◆ ◆ ◆ ◆ ◆ ◆ ◆
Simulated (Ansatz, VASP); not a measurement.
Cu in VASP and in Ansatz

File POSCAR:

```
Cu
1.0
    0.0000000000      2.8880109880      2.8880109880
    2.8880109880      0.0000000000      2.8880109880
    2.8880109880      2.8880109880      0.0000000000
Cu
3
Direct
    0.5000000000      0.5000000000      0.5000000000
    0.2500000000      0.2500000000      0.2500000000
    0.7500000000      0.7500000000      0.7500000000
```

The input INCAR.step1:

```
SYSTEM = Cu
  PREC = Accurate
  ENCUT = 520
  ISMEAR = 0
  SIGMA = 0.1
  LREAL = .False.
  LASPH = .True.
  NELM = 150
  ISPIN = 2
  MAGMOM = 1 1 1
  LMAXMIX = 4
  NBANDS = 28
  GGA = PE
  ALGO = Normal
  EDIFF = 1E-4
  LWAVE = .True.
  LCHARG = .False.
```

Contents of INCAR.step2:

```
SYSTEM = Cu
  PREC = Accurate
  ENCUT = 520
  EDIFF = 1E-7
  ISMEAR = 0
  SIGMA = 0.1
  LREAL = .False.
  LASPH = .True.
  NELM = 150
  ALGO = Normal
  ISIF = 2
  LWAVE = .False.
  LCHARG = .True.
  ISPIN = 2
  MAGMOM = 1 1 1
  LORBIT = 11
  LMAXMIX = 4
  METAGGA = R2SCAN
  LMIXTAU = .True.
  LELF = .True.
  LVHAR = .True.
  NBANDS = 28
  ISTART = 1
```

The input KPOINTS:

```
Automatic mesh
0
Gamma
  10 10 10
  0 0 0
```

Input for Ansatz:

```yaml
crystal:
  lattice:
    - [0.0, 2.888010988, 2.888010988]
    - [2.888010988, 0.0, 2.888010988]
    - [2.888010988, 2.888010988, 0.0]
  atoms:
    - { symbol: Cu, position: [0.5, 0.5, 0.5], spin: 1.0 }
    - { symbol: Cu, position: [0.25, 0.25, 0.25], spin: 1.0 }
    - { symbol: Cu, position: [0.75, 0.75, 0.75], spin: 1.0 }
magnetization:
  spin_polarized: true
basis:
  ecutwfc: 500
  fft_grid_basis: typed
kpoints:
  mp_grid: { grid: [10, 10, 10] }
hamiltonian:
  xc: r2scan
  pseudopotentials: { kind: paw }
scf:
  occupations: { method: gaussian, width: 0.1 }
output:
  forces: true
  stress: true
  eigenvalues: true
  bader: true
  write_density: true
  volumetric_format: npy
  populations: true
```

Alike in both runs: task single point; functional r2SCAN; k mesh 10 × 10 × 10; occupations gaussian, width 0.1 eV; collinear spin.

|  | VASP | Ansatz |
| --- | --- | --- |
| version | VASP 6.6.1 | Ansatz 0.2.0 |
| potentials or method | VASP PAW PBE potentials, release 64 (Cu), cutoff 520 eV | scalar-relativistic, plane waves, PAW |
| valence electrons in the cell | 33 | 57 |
◆ ◆ ◆ ◆ ◆ ◆ ◆

WORK ORDER: The expected response is the material above given again line by line, from its first line to the line holding "waves, PAW |", inclusive.

WRITTEN REPLY:
Simulated (Ansatz, VASP); not a measurement.
Cu in VASP and in Ansatz

File POSCAR:

```
Cu
1.0
    0.0000000000      2.8880109880      2.8880109880
    2.8880109880      0.0000000000      2.8880109880
    2.8880109880      2.8880109880      0.0000000000
Cu
3
Direct
    0.5000000000      0.5000000000      0.5000000000
    0.2500000000      0.2500000000      0.2500000000
    0.7500000000      0.7500000000      0.7500000000
```

The input INCAR.step1:

```
SYSTEM = Cu
  PREC = Accurate
  ENCUT = 520
  ISMEAR = 0
  SIGMA = 0.1
  LREAL = .False.
  LASPH = .True.
  NELM = 150
  ISPIN = 2
  MAGMOM = 1 1 1
  LMAXMIX = 4
  NBANDS = 28
  GGA = PE
  ALGO = Normal
  EDIFF = 1E-4
  LWAVE = .True.
  LCHARG = .False.
```

Contents of INCAR.step2:

```
SYSTEM = Cu
  PREC = Accurate
  ENCUT = 520
  EDIFF = 1E-7
  ISMEAR = 0
  SIGMA = 0.1
  LREAL = .False.
  LASPH = .True.
  NELM = 150
  ALGO = Normal
  ISIF = 2
  LWAVE = .False.
  LCHARG = .True.
  ISPIN = 2
  MAGMOM = 1 1 1
  LORBIT = 11
  LMAXMIX = 4
  METAGGA = R2SCAN
  LMIXTAU = .True.
  LELF = .True.
  LVHAR = .True.
  NBANDS = 28
  ISTART = 1
```

The input KPOINTS:

```
Automatic mesh
0
Gamma
  10 10 10
  0 0 0
```

Input for Ansatz:

```yaml
crystal:
  lattice:
    - [0.0, 2.888010988, 2.888010988]
    - [2.888010988, 0.0, 2.888010988]
    - [2.888010988, 2.888010988, 0.0]
  atoms:
    - { symbol: Cu, position: [0.5, 0.5, 0.5], spin: 1.0 }
    - { symbol: Cu, position: [0.25, 0.25, 0.25], spin: 1.0 }
    - { symbol: Cu, position: [0.75, 0.75, 0.75], spin: 1.0 }
magnetization:
  spin_polarized: true
basis:
  ecutwfc: 500
  fft_grid_basis: typed
kpoints:
  mp_grid: { grid: [10, 10, 10] }
hamiltonian:
  xc: r2scan
  pseudopotentials: { kind: paw }
scf:
  occupations: { method: gaussian, width: 0.1 }
output:
  forces: true
  stress: true
  eigenvalues: true
  bader: true
  write_density: true
  volumetric_format: npy
  populations: true
```

Alike in both runs: task single point; functional r2SCAN; k mesh 10 × 10 × 10; occupations gaussian, width 0.1 eV; collinear spin.

|  | VASP | Ansatz |
| --- | --- | --- |
| version | VASP 6.6.1 | Ansatz 0.2.0 |
| potentials or method | VASP PAW PBE potentials, release 64 (Cu), cutoff 520 eV | scalar-relativistic, plane waves, PAW |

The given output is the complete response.